▸ **GIVEN INFORMATION**
= = = = = = =
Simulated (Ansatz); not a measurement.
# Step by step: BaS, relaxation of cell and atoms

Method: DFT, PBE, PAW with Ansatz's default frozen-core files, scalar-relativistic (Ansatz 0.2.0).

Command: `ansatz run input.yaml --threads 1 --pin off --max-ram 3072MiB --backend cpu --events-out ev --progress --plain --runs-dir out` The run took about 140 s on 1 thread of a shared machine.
= = = = = = =

▸ **BRIEF**
Lines to set down from above: the line with "# Step by step: BaS, relaxation", the line with "Method: DFT, PBE, PAW", and every line between, each exactly as written.

▸ **ANSWER SECTION**
# Step by step: BaS, relaxation of cell and atoms

Method: DFT, PBE, PAW with Ansatz's default frozen-core files, scalar-relativistic (Ansatz 0.2.0).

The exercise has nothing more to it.